| INFORMATION PROVIDED |
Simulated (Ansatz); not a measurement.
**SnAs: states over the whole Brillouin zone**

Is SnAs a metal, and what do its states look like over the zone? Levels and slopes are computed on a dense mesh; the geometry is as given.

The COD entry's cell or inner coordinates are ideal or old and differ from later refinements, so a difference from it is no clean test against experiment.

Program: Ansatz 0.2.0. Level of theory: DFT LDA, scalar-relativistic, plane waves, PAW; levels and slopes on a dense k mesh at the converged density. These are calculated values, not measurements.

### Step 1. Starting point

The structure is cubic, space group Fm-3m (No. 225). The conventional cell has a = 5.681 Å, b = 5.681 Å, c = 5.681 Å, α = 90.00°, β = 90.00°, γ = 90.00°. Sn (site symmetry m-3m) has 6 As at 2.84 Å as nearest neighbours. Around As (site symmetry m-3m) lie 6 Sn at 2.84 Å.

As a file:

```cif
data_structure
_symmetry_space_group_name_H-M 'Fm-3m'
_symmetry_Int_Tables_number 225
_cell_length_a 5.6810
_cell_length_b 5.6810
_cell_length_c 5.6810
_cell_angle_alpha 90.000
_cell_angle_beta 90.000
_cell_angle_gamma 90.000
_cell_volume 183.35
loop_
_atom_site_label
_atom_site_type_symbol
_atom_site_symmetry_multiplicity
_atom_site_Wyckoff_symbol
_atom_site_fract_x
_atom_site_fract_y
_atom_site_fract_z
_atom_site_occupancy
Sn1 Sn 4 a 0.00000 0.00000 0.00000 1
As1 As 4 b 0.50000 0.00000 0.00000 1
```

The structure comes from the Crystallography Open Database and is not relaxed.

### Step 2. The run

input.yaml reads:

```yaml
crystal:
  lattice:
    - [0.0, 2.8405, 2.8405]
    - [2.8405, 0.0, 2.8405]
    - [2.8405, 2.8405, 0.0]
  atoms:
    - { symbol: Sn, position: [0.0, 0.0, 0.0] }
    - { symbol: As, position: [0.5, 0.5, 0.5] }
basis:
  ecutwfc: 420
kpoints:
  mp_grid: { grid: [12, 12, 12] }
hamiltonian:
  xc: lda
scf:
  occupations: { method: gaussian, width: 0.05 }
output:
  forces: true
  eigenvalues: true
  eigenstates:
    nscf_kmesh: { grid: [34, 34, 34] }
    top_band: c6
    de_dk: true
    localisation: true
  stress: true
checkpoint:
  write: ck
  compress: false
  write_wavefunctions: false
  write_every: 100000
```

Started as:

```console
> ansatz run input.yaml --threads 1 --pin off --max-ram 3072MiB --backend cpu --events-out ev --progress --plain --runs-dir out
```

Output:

| BRIEF |
Exactly those lines that run from the start of the listing to the line containing "### Step 1. Starting point" should be output, and no others.

| ANSWER SPACE |
Simulated (Ansatz); not a measurement.
**SnAs: states over the whole Brillouin zone**

Is SnAs a metal, and what do its states look like over the zone? Levels and slopes are computed on a dense mesh; the geometry is as given.

The COD entry's cell or inner coordinates are ideal or old and differ from later refinements, so a difference from it is no clean test against experiment.

Program: Ansatz 0.2.0. Level of theory: DFT LDA, scalar-relativistic, plane waves, PAW; levels and slopes on a dense k mesh at the converged density. These are calculated values, not measurements.

### Step 1. Starting point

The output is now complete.